WORK ORDER: All lines from the start of the listing below through the line containing "At the start: pressure" are to be written out again exactly, and no others.

SUPPLIED INFORMATION:
_ _ _ _ _ _ _
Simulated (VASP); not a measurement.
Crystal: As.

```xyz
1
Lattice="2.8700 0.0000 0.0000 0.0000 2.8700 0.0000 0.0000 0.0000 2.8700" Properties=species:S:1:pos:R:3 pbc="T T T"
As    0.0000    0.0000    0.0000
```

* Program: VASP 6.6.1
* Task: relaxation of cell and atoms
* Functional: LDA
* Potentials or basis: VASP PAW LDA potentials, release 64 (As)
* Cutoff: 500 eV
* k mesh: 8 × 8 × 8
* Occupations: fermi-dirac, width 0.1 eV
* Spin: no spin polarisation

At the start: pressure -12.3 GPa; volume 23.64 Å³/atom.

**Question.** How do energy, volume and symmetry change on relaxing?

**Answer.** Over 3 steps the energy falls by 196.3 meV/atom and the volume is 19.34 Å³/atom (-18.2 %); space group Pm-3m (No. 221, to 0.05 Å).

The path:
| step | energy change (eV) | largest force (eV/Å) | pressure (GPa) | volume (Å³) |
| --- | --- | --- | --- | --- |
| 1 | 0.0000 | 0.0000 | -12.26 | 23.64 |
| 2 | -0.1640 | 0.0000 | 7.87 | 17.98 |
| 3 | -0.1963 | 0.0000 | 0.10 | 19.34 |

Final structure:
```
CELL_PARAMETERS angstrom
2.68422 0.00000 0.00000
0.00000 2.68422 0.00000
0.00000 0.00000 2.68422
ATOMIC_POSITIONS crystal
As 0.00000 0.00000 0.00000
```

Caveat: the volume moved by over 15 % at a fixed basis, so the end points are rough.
_ _ _ _ _ _ _

TASK RESPONSE:
Simulated (VASP); not a measurement.
Crystal: As.

```xyz
1
Lattice="2.8700 0.0000 0.0000 0.0000 2.8700 0.0000 0.0000 0.0000 2.8700" Properties=species:S:1:pos:R:3 pbc="T T T"
As    0.0000    0.0000    0.0000
```

* Program: VASP 6.6.1
* Task: relaxation of cell and atoms
* Functional: LDA
* Potentials or basis: VASP PAW LDA potentials, release 64 (As)
* Cutoff: 500 eV
* k mesh: 8 × 8 × 8
* Occupations: fermi-dirac, width 0.1 eV
* Spin: no spin polarisation

At the start: pressure -12.3 GPa; volume 23.64 Å³/atom.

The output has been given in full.